┌──

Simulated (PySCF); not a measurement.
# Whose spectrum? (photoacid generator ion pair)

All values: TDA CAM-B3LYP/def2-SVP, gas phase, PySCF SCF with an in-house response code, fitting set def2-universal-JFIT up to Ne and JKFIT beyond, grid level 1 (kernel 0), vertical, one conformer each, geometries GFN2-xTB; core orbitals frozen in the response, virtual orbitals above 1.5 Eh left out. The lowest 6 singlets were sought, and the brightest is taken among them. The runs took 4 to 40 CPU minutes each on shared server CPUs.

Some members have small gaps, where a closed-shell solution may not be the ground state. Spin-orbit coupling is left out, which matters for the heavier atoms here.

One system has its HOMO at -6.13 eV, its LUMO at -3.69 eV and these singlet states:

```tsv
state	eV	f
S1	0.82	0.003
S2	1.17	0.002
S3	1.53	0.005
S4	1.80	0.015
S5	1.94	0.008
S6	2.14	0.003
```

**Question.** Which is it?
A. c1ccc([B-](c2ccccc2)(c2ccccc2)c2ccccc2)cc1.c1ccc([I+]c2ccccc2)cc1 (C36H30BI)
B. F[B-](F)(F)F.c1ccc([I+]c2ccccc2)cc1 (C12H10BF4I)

└──

▸ **Required action**
Output the entries above word for word.

▸ **Task solution**
Simulated (PySCF); not a measurement.
# Whose spectrum? (photoacid generator ion pair)

All values: TDA CAM-B3LYP/def2-SVP, gas phase, PySCF SCF with an in-house response code, fitting set def2-universal-JFIT up to Ne and JKFIT beyond, grid level 1 (kernel 0), vertical, one conformer each, geometries GFN2-xTB; core orbitals frozen in the response, virtual orbitals above 1.5 Eh left out. The lowest 6 singlets were sought, and the brightest is taken among them. The runs took 4 to 40 CPU minutes each on shared server CPUs.

Some members have small gaps, where a closed-shell solution may not be the ground state. Spin-orbit coupling is left out, which matters for the heavier atoms here.

One system has its HOMO at -6.13 eV, its LUMO at -3.69 eV and these singlet states:

```tsv
state	eV	f
S1	0.82	0.003
S2	1.17	0.002
S3	1.53	0.005
S4	1.80	0.015
S5	1.94	0.008
S6	2.14	0.003
```

**Question.** Which is it?
A. c1ccc([B-](c2ccccc2)(c2ccccc2)c2ccccc2)cc1.c1ccc([I+]c2ccccc2)cc1 (C36H30BI)
B. F[B-](F)(F)F.c1ccc([I+]c2ccccc2)cc1 (C12H10BF4I)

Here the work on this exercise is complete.